(EXTRACTED RECORDS)
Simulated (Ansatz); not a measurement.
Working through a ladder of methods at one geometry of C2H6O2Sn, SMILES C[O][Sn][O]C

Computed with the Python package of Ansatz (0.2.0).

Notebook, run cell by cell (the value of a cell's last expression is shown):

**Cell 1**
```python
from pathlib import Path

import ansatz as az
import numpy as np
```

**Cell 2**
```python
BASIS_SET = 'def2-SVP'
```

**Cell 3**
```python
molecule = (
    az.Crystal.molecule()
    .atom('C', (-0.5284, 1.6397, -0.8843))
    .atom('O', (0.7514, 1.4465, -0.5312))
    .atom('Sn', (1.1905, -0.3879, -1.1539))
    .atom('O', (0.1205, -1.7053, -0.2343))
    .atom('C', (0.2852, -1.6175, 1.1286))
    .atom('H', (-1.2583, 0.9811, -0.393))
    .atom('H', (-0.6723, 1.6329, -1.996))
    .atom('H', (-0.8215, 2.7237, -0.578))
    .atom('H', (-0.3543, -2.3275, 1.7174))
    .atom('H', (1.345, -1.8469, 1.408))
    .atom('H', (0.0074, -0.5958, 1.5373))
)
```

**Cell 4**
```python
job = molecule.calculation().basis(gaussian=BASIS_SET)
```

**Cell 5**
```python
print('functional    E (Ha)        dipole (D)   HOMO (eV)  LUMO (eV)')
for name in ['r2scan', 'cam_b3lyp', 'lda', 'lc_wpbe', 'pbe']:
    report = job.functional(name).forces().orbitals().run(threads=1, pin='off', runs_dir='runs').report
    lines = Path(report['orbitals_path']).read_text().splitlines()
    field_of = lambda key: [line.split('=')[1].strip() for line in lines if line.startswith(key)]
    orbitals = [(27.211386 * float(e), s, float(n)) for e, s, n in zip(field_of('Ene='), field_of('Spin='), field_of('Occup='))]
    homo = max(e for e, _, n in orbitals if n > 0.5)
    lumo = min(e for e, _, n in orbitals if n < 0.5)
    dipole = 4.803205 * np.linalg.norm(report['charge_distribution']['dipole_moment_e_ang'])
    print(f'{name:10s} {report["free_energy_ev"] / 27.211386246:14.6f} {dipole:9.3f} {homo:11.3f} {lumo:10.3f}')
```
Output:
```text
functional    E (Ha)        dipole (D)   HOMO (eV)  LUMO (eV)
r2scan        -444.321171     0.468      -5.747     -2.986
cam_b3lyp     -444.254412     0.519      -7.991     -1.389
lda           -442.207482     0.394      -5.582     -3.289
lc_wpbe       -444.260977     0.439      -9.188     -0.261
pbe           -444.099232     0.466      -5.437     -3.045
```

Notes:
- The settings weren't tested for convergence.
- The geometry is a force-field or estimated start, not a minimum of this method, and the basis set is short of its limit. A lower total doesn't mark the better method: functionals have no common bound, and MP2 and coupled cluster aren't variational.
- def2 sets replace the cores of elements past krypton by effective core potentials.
(End EXTRACTED RECORDS)

__ASSIGNMENT__
Please output the exact lines of the records above, beginning with the first and stopping after the line that holds "- The settings", and nothing else.

__EXERCISE OUTPUT__
Simulated (Ansatz); not a measurement.
Working through a ladder of methods at one geometry of C2H6O2Sn, SMILES C[O][Sn][O]C

Computed with the Python package of Ansatz (0.2.0).

Notebook, run cell by cell (the value of a cell's last expression is shown):

**Cell 1**
```python
from pathlib import Path

import ansatz as az
import numpy as np
```

**Cell 2**
```python
BASIS_SET = 'def2-SVP'
```

**Cell 3**
```python
molecule = (
    az.Crystal.molecule()
    .atom('C', (-0.5284, 1.6397, -0.8843))
    .atom('O', (0.7514, 1.4465, -0.5312))
    .atom('Sn', (1.1905, -0.3879, -1.1539))
    .atom('O', (0.1205, -1.7053, -0.2343))
    .atom('C', (0.2852, -1.6175, 1.1286))
    .atom('H', (-1.2583, 0.9811, -0.393))
    .atom('H', (-0.6723, 1.6329, -1.996))
    .atom('H', (-0.8215, 2.7237, -0.578))
    .atom('H', (-0.3543, -2.3275, 1.7174))
    .atom('H', (1.345, -1.8469, 1.408))
    .atom('H', (0.0074, -0.5958, 1.5373))
)
```

**Cell 4**
```python
job = molecule.calculation().basis(gaussian=BASIS_SET)
```

**Cell 5**
```python
print('functional    E (Ha)        dipole (D)   HOMO (eV)  LUMO (eV)')
for name in ['r2scan', 'cam_b3lyp', 'lda', 'lc_wpbe', 'pbe']:
    report = job.functional(name).forces().orbitals().run(threads=1, pin='off', runs_dir='runs').report
    lines = Path(report['orbitals_path']).read_text().splitlines()
    field_of = lambda key: [line.split('=')[1].strip() for line in lines if line.startswith(key)]
    orbitals = [(27.211386 * float(e), s, float(n)) for e, s, n in zip(field_of('Ene='), field_of('Spin='), field_of('Occup='))]
    homo = max(e for e, _, n in orbitals if n > 0.5)
    lumo = min(e for e, _, n in orbitals if n < 0.5)
    dipole = 4.803205 * np.linalg.norm(report['charge_distribution']['dipole_moment_e_ang'])
    print(f'{name:10s} {report["free_energy_ev"] / 27.211386246:14.6f} {dipole:9.3f} {homo:11.3f} {lumo:10.3f}')
```
Output:
```text
functional    E (Ha)        dipole (D)   HOMO (eV)  LUMO (eV)
r2scan        -444.321171     0.468      -5.747     -2.986
cam_b3lyp     -444.254412     0.519      -7.991     -1.389
lda           -442.207482     0.394      -5.582     -3.289
lc_wpbe       -444.260977     0.439      -9.188     -0.261
pbe           -444.099232     0.466      -5.437     -3.045
```

Notes:
- The settings weren't tested for convergence.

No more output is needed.